## WORK TASK:
The data below holds the lines to copy: everything from the line containing "# C₅H₆BF₂O radical: geometry, infrared" to the line containing "The runs use", both ends included, set down exactly.

── MATERIAL SHOWN

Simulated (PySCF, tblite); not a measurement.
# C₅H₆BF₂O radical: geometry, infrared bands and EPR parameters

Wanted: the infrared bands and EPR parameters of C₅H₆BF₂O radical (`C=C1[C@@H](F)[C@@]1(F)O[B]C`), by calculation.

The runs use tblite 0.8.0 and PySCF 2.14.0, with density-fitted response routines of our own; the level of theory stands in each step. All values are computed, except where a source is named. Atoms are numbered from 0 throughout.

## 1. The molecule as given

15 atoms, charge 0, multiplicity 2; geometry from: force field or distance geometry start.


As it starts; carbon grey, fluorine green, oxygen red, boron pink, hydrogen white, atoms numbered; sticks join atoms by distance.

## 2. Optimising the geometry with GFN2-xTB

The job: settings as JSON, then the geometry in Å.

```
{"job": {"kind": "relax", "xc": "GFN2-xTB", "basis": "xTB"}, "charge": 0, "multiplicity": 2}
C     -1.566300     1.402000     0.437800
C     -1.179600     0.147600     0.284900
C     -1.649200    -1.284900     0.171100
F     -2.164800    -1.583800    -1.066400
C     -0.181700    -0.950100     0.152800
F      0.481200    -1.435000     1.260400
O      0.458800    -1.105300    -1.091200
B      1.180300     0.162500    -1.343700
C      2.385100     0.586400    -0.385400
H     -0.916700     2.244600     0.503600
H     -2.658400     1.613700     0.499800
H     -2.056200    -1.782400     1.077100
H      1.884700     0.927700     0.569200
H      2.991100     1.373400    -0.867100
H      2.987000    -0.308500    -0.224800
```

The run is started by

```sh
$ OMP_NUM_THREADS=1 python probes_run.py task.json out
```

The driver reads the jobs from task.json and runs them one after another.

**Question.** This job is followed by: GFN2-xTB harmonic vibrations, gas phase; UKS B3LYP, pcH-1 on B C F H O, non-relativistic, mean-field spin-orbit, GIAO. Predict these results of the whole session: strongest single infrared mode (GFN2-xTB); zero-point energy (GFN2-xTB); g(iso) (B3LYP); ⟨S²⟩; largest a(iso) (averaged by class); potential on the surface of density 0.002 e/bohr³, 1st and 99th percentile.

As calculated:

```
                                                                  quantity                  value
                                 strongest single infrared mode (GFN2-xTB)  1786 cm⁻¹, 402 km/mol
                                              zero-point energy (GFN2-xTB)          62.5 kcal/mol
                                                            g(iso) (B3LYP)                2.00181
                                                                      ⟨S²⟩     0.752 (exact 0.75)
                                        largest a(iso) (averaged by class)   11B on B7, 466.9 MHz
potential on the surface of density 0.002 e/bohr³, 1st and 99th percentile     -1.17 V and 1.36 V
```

────

## WRITTEN ANSWER:
# C₅H₆BF₂O radical: geometry, infrared bands and EPR parameters

Wanted: the infrared bands and EPR parameters of C₅H₆BF₂O radical (`C=C1[C@@H](F)[C@@]1(F)O[B]C`), by calculation.

The runs use tblite 0.8.0 and PySCF 2.14.0, with density-fitted response routines of our own; the level of theory stands in each step. All values are computed, except where a source is named. Atoms are numbered from 0 throughout.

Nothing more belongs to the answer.